Required action. Start at the line below containing "Consider BH₆SbSi₂." and stop at the line containing "Si–B (1.98 Å): ρ". Repeat every line of that stretch exactly, and nothing outside it.

Study material.
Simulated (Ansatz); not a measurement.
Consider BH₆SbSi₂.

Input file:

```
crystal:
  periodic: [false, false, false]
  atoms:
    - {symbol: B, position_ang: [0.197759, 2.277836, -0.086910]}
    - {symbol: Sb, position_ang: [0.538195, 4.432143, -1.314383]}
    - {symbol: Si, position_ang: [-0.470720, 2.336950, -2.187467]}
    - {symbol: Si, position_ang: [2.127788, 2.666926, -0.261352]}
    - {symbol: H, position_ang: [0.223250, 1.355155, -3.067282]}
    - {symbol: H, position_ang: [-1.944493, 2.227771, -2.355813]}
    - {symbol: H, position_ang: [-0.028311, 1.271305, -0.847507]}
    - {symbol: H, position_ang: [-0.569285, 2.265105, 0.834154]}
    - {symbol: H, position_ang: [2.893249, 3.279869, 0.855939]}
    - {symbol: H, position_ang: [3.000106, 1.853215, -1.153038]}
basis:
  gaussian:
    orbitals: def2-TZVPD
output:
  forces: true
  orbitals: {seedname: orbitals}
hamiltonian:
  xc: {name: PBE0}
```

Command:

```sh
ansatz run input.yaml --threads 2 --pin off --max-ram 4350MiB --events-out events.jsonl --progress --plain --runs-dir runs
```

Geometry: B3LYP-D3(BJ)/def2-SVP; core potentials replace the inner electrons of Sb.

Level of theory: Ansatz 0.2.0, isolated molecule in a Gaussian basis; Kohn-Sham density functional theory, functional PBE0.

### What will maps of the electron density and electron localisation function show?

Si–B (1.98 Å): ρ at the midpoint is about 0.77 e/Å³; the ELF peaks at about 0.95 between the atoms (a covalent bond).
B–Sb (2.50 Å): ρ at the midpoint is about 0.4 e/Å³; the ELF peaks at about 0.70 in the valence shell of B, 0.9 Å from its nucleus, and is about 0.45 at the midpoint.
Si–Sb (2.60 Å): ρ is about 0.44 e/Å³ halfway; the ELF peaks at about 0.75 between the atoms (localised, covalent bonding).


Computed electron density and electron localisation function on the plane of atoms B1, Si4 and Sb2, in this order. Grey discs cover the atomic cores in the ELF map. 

Exercise answer.
Consider BH₆SbSi₂.

Input file:

```
crystal:
  periodic: [false, false, false]
  atoms:
    - {symbol: B, position_ang: [0.197759, 2.277836, -0.086910]}
    - {symbol: Sb, position_ang: [0.538195, 4.432143, -1.314383]}
    - {symbol: Si, position_ang: [-0.470720, 2.336950, -2.187467]}
    - {symbol: Si, position_ang: [2.127788, 2.666926, -0.261352]}
    - {symbol: H, position_ang: [0.223250, 1.355155, -3.067282]}
    - {symbol: H, position_ang: [-1.944493, 2.227771, -2.355813]}
    - {symbol: H, position_ang: [-0.028311, 1.271305, -0.847507]}
    - {symbol: H, position_ang: [-0.569285, 2.265105, 0.834154]}
    - {symbol: H, position_ang: [2.893249, 3.279869, 0.855939]}
    - {symbol: H, position_ang: [3.000106, 1.853215, -1.153038]}
basis:
  gaussian:
    orbitals: def2-TZVPD
output:
  forces: true
  orbitals: {seedname: orbitals}
hamiltonian:
  xc: {name: PBE0}
```

Command:

```sh
ansatz run input.yaml --threads 2 --pin off --max-ram 4350MiB --events-out events.jsonl --progress --plain --runs-dir runs
```

Geometry: B3LYP-D3(BJ)/def2-SVP; core potentials replace the inner electrons of Sb.

Level of theory: Ansatz 0.2.0, isolated molecule in a Gaussian basis; Kohn-Sham density functional theory, functional PBE0.

### What will maps of the electron density and electron localisation function show?

Si–B (1.98 Å): ρ at the midpoint is about 0.77 e/Å³; the ELF peaks at about 0.95 between the atoms (a covalent bond).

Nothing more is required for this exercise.